**Information supplied:**
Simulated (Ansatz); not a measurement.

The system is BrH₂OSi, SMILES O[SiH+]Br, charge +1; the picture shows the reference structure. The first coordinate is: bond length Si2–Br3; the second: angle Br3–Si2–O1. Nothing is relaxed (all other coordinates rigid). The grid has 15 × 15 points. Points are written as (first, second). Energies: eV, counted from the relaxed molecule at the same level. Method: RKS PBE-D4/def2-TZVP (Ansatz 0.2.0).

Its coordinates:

**Task item:**
Copy the data above in full, character for character.

**Reply:**
Simulated (Ansatz); not a measurement.

The system is BrH₂OSi, SMILES O[SiH+]Br, charge +1; the picture shows the reference structure. The first coordinate is: bond length Si2–Br3; the second: angle Br3–Si2–O1. Nothing is relaxed (all other coordinates rigid). The grid has 15 × 15 points. Points are written as (first, second). Energies: eV, counted from the relaxed molecule at the same level. Method: RKS PBE-D4/def2-TZVP (Ansatz 0.2.0).

Its coordinates:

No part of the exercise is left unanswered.